● **REQUIRED ACTION**
From the first entry to the last, transcribe everything exactly.

**** GIVEN RECORDS

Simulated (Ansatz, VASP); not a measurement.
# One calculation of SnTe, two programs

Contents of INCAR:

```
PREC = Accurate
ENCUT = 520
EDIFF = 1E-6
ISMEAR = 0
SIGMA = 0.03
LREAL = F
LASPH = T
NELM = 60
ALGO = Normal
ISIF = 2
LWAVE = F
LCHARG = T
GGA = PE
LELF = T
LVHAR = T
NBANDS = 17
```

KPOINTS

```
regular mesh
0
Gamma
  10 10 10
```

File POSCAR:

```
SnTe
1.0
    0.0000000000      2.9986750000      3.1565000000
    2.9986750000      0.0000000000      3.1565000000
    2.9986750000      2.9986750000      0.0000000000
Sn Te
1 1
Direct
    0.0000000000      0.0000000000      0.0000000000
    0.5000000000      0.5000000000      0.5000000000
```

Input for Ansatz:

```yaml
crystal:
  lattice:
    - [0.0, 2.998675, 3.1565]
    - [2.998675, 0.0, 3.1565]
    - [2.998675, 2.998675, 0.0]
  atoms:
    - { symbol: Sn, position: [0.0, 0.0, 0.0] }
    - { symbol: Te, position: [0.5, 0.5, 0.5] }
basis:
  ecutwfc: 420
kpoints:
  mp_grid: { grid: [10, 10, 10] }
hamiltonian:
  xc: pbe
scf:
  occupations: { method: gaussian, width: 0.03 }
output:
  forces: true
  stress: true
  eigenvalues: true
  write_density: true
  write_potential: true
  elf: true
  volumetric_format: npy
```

********

● **TASK RESULT**
Simulated (Ansatz, VASP); not a measurement.
# One calculation of SnTe, two programs

Contents of INCAR:

```
PREC = Accurate
ENCUT = 520
EDIFF = 1E-6
ISMEAR = 0
SIGMA = 0.03
LREAL = F
LASPH = T
NELM = 60
ALGO = Normal
ISIF = 2
LWAVE = F
LCHARG = T
GGA = PE
LELF = T
LVHAR = T
NBANDS = 17
```

KPOINTS

```
regular mesh
0
Gamma
  10 10 10
```

File POSCAR:

```
SnTe
1.0
    0.0000000000      2.9986750000      3.1565000000
    2.9986750000      0.0000000000      3.1565000000
    2.9986750000      2.9986750000      0.0000000000
Sn Te
1 1
Direct
    0.0000000000      0.0000000000      0.0000000000
    0.5000000000      0.5000000000      0.5000000000
```

Input for Ansatz:

```yaml
crystal:
  lattice:
    - [0.0, 2.998675, 3.1565]
    - [2.998675, 0.0, 3.1565]
    - [2.998675, 2.998675, 0.0]
  atoms:
    - { symbol: Sn, position: [0.0, 0.0, 0.0] }
    - { symbol: Te, position: [0.5, 0.5, 0.5] }
basis:
  ecutwfc: 420
kpoints:
  mp_grid: { grid: [10, 10, 10] }
hamiltonian:
  xc: pbe
scf:
  occupations: { method: gaussian, width: 0.03 }
output:
  forces: true
  stress: true
  eigenvalues: true
  write_density: true
  write_potential: true
  elf: true
  volumetric_format: npy
```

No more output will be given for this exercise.